## [Work task]
Give an exact reproduction of all the lines in the listing.

--- Stored data Enclosed Below ---

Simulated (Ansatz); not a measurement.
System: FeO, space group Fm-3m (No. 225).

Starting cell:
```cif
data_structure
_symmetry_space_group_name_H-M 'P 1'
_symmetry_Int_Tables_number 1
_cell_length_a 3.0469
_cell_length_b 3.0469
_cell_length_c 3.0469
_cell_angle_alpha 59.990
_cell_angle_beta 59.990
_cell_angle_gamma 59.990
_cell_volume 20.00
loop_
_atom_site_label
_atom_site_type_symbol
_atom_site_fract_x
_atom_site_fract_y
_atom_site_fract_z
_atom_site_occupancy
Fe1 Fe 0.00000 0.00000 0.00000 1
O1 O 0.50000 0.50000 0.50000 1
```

--- End of Enclosed Stored data ---

## [Task response]
Simulated (Ansatz); not a measurement.
System: FeO, space group Fm-3m (No. 225).

Starting cell:
```cif
data_structure
_symmetry_space_group_name_H-M 'P 1'
_symmetry_Int_Tables_number 1
_cell_length_a 3.0469
_cell_length_b 3.0469
_cell_length_c 3.0469
_cell_angle_alpha 59.990
_cell_angle_beta 59.990
_cell_angle_gamma 59.990
_cell_volume 20.00
loop_
_atom_site_label
_atom_site_type_symbol
_atom_site_fract_x
_atom_site_fract_y
_atom_site_fract_z
_atom_site_occupancy
Fe1 Fe 0.00000 0.00000 0.00000 1
O1 O 0.50000 0.50000 0.50000 1
```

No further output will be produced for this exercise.